SUPPLIED DATA:
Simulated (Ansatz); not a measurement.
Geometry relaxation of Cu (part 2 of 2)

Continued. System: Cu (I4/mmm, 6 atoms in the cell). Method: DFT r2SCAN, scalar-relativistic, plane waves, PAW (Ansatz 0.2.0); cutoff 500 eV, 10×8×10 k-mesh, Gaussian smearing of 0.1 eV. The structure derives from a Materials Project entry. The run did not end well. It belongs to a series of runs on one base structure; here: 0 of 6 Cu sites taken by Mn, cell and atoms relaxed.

WORK ITEM: What you return should match the data character for character.

WRITTEN SOLUTION:
Simulated (Ansatz); not a measurement.
Geometry relaxation of Cu (part 2 of 2)

Continued. System: Cu (I4/mmm, 6 atoms in the cell). Method: DFT r2SCAN, scalar-relativistic, plane waves, PAW (Ansatz 0.2.0); cutoff 500 eV, 10×8×10 k-mesh, Gaussian smearing of 0.1 eV. The structure derives from a Materials Project entry. The run did not end well. It belongs to a series of runs on one base structure; here: 0 of 6 Cu sites taken by Mn, cell and atoms relaxed.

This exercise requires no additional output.